◆ ACTIVITY
Give again, word for word, every line below from the one that has "GPAW 26.7.0; GPAW, PAW" through the one that has "A real-space grid", both included, and no others.

◆ DATA SECTION
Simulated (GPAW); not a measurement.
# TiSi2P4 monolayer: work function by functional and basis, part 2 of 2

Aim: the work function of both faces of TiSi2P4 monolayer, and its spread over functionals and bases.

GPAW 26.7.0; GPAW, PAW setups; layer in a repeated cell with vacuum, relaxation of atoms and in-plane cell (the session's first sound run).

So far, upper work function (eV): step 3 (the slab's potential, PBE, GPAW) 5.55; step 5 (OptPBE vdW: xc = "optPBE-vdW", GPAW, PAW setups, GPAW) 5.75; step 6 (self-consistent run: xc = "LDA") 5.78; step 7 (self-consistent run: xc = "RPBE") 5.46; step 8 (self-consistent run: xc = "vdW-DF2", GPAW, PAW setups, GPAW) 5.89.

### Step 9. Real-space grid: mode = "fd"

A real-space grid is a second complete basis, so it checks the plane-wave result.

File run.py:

◆ EXERCISE SOLUTION
GPAW 26.7.0; GPAW, PAW setups; layer in a repeated cell with vacuum, relaxation of atoms and in-plane cell (the session's first sound run).

So far, upper work function (eV): step 3 (the slab's potential, PBE, GPAW) 5.55; step 5 (OptPBE vdW: xc = "optPBE-vdW", GPAW, PAW setups, GPAW) 5.75; step 6 (self-consistent run: xc = "LDA") 5.78; step 7 (self-consistent run: xc = "RPBE") 5.46; step 8 (self-consistent run: xc = "vdW-DF2", GPAW, PAW setups, GPAW) 5.89.

### Step 9. Real-space grid: mode = "fd"

A real-space grid is a second complete basis, so it checks the plane-wave result.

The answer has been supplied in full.